● Brief: Copy the records below word for word. Stop after the line that contains "E. AlO(OH) (singlet)".

● Data under study:
+ + + +

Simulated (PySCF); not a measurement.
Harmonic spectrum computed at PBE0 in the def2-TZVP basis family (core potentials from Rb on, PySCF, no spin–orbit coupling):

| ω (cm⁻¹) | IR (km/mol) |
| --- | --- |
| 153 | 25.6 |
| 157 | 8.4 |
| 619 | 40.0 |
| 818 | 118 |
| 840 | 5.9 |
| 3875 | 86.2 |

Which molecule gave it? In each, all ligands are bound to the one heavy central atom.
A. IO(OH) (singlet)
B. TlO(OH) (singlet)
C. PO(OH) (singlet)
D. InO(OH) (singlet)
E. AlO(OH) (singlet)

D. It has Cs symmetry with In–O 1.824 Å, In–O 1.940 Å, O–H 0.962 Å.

+ + + +

● Response:
Simulated (PySCF); not a measurement.
Harmonic spectrum computed at PBE0 in the def2-TZVP basis family (core potentials from Rb on, PySCF, no spin–orbit coupling):

| ω (cm⁻¹) | IR (km/mol) |
| --- | --- |
| 153 | 25.6 |
| 157 | 8.4 |
| 619 | 40.0 |
| 818 | 118 |
| 840 | 5.9 |
| 3875 | 86.2 |

Which molecule gave it? In each, all ligands are bound to the one heavy central atom.
A. IO(OH) (singlet)
B. TlO(OH) (singlet)
C. PO(OH) (singlet)
D. InO(OH) (singlet)
E. AlO(OH) (singlet)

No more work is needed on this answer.